Repeat every line of the material that follows, word for word.

-=-=-

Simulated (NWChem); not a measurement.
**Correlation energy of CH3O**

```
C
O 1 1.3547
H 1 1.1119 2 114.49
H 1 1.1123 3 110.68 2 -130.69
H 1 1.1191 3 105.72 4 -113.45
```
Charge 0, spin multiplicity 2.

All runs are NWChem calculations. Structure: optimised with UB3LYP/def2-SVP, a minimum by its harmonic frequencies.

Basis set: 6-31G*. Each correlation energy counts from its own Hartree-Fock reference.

-=-=-

# Response area:
Simulated (NWChem); not a measurement.
**Correlation energy of CH3O**

```
C
O 1 1.3547
H 1 1.1119 2 114.49
H 1 1.1123 3 110.68 2 -130.69
H 1 1.1191 3 105.72 4 -113.45
```
Charge 0, spin multiplicity 2.

All runs are NWChem calculations. Structure: optimised with UB3LYP/def2-SVP, a minimum by its harmonic frequencies.

Basis set: 6-31G*. Each correlation energy counts from its own Hartree-Fock reference.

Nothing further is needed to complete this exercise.